■ Requirement ■
Below are several records. Retype exactly those lines running from the one with "# One calculation of Pd, two programs" through the one with "With one functional, cell", end lines included, and no others.

■ Dataset records ■
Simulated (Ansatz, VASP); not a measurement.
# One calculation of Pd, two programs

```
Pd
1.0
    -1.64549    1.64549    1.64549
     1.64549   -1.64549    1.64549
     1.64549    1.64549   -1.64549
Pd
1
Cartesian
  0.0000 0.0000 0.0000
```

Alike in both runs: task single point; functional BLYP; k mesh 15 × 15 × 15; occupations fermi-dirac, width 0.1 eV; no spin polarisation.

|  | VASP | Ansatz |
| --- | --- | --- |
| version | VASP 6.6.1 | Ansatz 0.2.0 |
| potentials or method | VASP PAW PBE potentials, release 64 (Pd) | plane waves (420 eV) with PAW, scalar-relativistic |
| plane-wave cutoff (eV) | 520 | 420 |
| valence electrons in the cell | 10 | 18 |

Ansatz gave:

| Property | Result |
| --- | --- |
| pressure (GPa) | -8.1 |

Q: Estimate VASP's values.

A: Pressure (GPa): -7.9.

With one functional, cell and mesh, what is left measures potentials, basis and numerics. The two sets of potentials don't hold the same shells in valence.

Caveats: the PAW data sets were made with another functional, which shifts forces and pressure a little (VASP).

■ Written answer ■
# One calculation of Pd, two programs

```
Pd
1.0
    -1.64549    1.64549    1.64549
     1.64549   -1.64549    1.64549
     1.64549    1.64549   -1.64549
Pd
1
Cartesian
  0.0000 0.0000 0.0000
```

Alike in both runs: task single point; functional BLYP; k mesh 15 × 15 × 15; occupations fermi-dirac, width 0.1 eV; no spin polarisation.

|  | VASP | Ansatz |
| --- | --- | --- |
| version | VASP 6.6.1 | Ansatz 0.2.0 |
| potentials or method | VASP PAW PBE potentials, release 64 (Pd) | plane waves (420 eV) with PAW, scalar-relativistic |
| plane-wave cutoff (eV) | 520 | 420 |
| valence electrons in the cell | 10 | 18 |

Ansatz gave:

| Property | Result |
| --- | --- |
| pressure (GPa) | -8.1 |

Q: Estimate VASP's values.

A: Pressure (GPa): -7.9.

With one functional, cell and mesh, what is left measures potentials, basis and numerics. The two sets of potentials don't hold the same shells in valence.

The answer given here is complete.